=== BRIEF ===
Would you give the records below again, exactly and completely?

(SUPPLIED INFORMATION Opens)
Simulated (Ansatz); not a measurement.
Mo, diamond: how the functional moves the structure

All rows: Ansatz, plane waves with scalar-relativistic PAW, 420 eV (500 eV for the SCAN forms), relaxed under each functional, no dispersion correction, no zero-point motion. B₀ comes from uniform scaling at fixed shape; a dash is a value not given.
(SUPPLIED INFORMATION Closes)

=== EXERCISE OUTPUT ===
Simulated (Ansatz); not a measurement.
Mo, diamond: how the functional moves the structure

All rows: Ansatz, plane waves with scalar-relativistic PAW, 420 eV (500 eV for the SCAN forms), relaxed under each functional, no dispersion correction, no zero-point motion. B₀ comes from uniform scaling at fixed shape; a dash is a value not given.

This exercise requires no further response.